Assignment: In the entries that follow, copy exactly each line from the first through the line with "A. functional from PBE to r2SCAN".

((
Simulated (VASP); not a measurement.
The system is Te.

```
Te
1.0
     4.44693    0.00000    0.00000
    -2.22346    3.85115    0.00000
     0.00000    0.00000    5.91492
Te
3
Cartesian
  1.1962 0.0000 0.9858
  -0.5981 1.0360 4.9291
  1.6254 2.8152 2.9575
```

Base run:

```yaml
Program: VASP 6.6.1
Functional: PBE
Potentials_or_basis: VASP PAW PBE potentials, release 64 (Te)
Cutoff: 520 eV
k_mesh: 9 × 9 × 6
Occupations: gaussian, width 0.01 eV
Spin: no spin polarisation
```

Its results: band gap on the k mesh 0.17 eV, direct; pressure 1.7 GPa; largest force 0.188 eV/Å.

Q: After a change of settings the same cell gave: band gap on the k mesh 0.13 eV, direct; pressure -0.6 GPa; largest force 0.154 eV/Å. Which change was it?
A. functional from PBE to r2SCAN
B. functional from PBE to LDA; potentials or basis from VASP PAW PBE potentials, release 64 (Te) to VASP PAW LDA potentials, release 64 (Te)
))

Task result:
Simulated (VASP); not a measurement.
The system is Te.

```
Te
1.0
     4.44693    0.00000    0.00000
    -2.22346    3.85115    0.00000
     0.00000    0.00000    5.91492
Te
3
Cartesian
  1.1962 0.0000 0.9858
  -0.5981 1.0360 4.9291
  1.6254 2.8152 2.9575
```

Base run:

```yaml
Program: VASP 6.6.1
Functional: PBE
Potentials_or_basis: VASP PAW PBE potentials, release 64 (Te)
Cutoff: 520 eV
k_mesh: 9 × 9 × 6
Occupations: gaussian, width 0.01 eV
Spin: no spin polarisation
```

Its results: band gap on the k mesh 0.17 eV, direct; pressure 1.7 GPa; largest force 0.188 eV/Å.

Q: After a change of settings the same cell gave: band gap on the k mesh 0.13 eV, direct; pressure -0.6 GPa; largest force 0.154 eV/Å. Which change was it?
A. functional from PBE to r2SCAN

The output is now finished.